# WORK INSTRUCTION
Here you must reproduce each line of the data exactly.

# DATASET EXCERPTS
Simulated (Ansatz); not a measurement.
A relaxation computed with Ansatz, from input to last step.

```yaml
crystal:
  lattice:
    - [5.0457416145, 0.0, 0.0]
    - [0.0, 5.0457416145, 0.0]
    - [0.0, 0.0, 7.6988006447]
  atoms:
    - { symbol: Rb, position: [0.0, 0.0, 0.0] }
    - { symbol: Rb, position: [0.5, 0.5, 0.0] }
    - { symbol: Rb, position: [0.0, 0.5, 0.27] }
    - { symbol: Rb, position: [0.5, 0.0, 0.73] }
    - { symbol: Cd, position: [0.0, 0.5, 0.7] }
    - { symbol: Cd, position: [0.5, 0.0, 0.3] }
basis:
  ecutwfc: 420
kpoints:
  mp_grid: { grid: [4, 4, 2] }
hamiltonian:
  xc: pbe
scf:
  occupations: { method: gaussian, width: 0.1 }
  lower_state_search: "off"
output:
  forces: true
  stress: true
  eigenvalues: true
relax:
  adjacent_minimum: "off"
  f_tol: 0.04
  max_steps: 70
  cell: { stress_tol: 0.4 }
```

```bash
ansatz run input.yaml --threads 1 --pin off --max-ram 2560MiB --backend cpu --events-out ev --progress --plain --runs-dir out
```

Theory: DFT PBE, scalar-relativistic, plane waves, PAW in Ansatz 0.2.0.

# RESPONSE BOX
Simulated (Ansatz); not a measurement.
A relaxation computed with Ansatz, from input to last step.

```yaml
crystal:
  lattice:
    - [5.0457416145, 0.0, 0.0]
    - [0.0, 5.0457416145, 0.0]
    - [0.0, 0.0, 7.6988006447]
  atoms:
    - { symbol: Rb, position: [0.0, 0.0, 0.0] }
    - { symbol: Rb, position: [0.5, 0.5, 0.0] }
    - { symbol: Rb, position: [0.0, 0.5, 0.27] }
    - { symbol: Rb, position: [0.5, 0.0, 0.73] }
    - { symbol: Cd, position: [0.0, 0.5, 0.7] }
    - { symbol: Cd, position: [0.5, 0.0, 0.3] }
basis:
  ecutwfc: 420
kpoints:
  mp_grid: { grid: [4, 4, 2] }
hamiltonian:
  xc: pbe
scf:
  occupations: { method: gaussian, width: 0.1 }
  lower_state_search: "off"
output:
  forces: true
  stress: true
  eigenvalues: true
relax:
  adjacent_minimum: "off"
  f_tol: 0.04
  max_steps: 70
  cell: { stress_tol: 0.4 }
```

```bash
ansatz run input.yaml --threads 1 --pin off --max-ram 2560MiB --backend cpu --events-out ev --progress --plain --runs-dir out
```

Theory: DFT PBE, scalar-relativistic, plane waves, PAW in Ansatz 0.2.0.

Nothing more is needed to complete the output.